#### Work request
Below is a listing. Output every line of it exactly.

#### Source information
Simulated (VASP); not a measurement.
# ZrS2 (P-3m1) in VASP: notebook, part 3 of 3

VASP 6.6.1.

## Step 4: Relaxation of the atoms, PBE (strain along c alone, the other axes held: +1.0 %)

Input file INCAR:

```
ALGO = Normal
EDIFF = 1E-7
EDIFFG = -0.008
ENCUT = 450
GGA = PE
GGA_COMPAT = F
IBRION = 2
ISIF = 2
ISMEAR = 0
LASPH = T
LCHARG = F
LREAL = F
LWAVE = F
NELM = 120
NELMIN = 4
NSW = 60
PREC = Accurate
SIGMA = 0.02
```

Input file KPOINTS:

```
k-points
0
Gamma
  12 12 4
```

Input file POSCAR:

#### Written response
Simulated (VASP); not a measurement.
# ZrS2 (P-3m1) in VASP: notebook, part 3 of 3

VASP 6.6.1.

## Step 4: Relaxation of the atoms, PBE (strain along c alone, the other axes held: +1.0 %)

Input file INCAR:

```
ALGO = Normal
EDIFF = 1E-7
EDIFFG = -0.008
ENCUT = 450
GGA = PE
GGA_COMPAT = F
IBRION = 2
ISIF = 2
ISMEAR = 0
LASPH = T
LCHARG = F
LREAL = F
LWAVE = F
NELM = 120
NELMIN = 4
NSW = 60
PREC = Accurate
SIGMA = 0.02
```

Input file KPOINTS:

```
k-points
0
Gamma
  12 12 4
```

Input file POSCAR:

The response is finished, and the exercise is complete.